Task item: Reproduce every record exactly as given.

Data for review:
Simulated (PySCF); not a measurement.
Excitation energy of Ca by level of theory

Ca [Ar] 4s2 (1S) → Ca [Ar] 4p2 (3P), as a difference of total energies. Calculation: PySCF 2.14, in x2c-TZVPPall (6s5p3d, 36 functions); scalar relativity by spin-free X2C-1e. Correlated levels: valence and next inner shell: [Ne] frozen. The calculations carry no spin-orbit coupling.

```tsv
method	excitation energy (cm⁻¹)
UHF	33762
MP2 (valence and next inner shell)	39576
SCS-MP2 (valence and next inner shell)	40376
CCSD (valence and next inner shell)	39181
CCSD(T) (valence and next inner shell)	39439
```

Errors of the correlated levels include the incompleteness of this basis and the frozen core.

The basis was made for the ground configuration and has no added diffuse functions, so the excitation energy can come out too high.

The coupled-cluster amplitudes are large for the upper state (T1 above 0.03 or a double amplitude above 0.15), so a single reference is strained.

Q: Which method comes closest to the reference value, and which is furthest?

Written solution:
Simulated (PySCF); not a measurement.
Excitation energy of Ca by level of theory

Ca [Ar] 4s2 (1S) → Ca [Ar] 4p2 (3P), as a difference of total energies. Calculation: PySCF 2.14, in x2c-TZVPPall (6s5p3d, 36 functions); scalar relativity by spin-free X2C-1e. Correlated levels: valence and next inner shell: [Ne] frozen. The calculations carry no spin-orbit coupling.

```tsv
method	excitation energy (cm⁻¹)
UHF	33762
MP2 (valence and next inner shell)	39576
SCS-MP2 (valence and next inner shell)	40376
CCSD (valence and next inner shell)	39181
CCSD(T) (valence and next inner shell)	39439
```

Errors of the correlated levels include the incompleteness of this basis and the frozen core.

The basis was made for the ground configuration and has no added diffuse functions, so the excitation energy can come out too high.

The coupled-cluster amplitudes are large for the upper state (T1 above 0.03 or a double amplitude above 0.15), so a single reference is strained.

Q: Which method comes closest to the reference value, and which is furthest?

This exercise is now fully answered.